Provided data:
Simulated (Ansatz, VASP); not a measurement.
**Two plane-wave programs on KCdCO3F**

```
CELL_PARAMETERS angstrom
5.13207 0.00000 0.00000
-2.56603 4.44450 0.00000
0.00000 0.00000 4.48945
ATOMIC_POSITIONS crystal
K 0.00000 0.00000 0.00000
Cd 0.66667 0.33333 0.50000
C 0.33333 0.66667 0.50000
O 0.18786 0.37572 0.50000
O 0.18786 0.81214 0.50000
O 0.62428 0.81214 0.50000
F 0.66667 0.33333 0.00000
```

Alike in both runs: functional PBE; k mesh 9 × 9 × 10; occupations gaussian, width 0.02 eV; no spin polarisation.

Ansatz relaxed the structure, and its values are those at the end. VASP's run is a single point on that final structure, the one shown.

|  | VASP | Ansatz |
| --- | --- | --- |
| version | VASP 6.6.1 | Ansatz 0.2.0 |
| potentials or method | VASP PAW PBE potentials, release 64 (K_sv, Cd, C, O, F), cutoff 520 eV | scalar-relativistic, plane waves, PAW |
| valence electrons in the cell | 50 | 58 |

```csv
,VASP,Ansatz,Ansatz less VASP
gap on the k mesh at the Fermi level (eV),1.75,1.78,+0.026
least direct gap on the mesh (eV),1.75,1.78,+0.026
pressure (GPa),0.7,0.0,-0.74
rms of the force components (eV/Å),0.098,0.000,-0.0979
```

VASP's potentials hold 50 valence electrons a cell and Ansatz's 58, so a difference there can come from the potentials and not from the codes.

Assignment: Look through the entries above and quote exactly the lines from the line with "Alike in both" to the line with "Ansatz 0.2.0 |", counting both of those lines.

Exercise answer:
Alike in both runs: functional PBE; k mesh 9 × 9 × 10; occupations gaussian, width 0.02 eV; no spin polarisation.

Ansatz relaxed the structure, and its values are those at the end. VASP's run is a single point on that final structure, the one shown.

|  | VASP | Ansatz |
| --- | --- | --- |
| version | VASP 6.6.1 | Ansatz 0.2.0 |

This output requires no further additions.